**Brief**. Give back an exact copy of the lines in the records below, from the line that has "Its results: pressure" through the line that has "Result: Pressure -0.2", and nothing besides.

%%
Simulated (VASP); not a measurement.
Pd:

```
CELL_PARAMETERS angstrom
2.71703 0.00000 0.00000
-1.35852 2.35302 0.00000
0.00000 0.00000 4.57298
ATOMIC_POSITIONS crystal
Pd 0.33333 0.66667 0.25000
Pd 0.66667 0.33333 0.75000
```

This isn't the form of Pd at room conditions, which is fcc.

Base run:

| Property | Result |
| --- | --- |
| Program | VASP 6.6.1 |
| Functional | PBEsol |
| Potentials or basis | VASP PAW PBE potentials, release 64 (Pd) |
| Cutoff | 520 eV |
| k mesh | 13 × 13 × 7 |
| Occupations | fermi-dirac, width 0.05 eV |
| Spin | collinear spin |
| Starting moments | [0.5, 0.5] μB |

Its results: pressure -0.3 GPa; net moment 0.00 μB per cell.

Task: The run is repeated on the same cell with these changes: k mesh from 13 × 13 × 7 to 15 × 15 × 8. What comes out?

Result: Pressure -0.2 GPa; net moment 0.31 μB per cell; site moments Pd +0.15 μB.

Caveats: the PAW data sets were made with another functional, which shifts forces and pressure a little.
%%

**Answer section**.
Its results: pressure -0.3 GPa; net moment 0.00 μB per cell.

Task: The run is repeated on the same cell with these changes: k mesh from 13 × 13 × 7 to 15 × 15 × 8. What comes out?

Result: Pressure -0.2 GPa; net moment 0.31 μB per cell; site moments Pd +0.15 μB.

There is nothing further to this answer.